• _INFORMATION PROVIDED_:
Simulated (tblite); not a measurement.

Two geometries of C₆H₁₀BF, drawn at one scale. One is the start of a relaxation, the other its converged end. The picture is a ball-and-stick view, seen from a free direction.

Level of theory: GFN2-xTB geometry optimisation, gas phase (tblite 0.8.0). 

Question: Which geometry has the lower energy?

• _WORK ORDER_: Without changing a word, print all of the entries above.

• _WRITTEN RESPONSE_:
Simulated (tblite); not a measurement.

Two geometries of C₆H₁₀BF, drawn at one scale. One is the start of a relaxation, the other its converged end. The picture is a ball-and-stick view, seen from a free direction.

Level of theory: GFN2-xTB geometry optimisation, gas phase (tblite 0.8.0). 

Question: Which geometry has the lower energy?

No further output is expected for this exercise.